» **Information shown**:
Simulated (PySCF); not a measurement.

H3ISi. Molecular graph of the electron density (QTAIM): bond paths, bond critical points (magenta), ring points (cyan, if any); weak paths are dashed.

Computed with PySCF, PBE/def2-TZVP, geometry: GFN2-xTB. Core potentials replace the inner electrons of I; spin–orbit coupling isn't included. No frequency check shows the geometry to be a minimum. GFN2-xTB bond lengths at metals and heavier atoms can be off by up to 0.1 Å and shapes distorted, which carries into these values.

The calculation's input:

» **Work order**:
Print the material above once more, exactly.

» **Task output**:
Simulated (PySCF); not a measurement.

H3ISi. Molecular graph of the electron density (QTAIM): bond paths, bond critical points (magenta), ring points (cyan, if any); weak paths are dashed.

Computed with PySCF, PBE/def2-TZVP, geometry: GFN2-xTB. Core potentials replace the inner electrons of I; spin–orbit coupling isn't included. No frequency check shows the geometry to be a minimum. GFN2-xTB bond lengths at metals and heavier atoms can be off by up to 0.1 Å and shapes distorted, which carries into these values.

The calculation's input:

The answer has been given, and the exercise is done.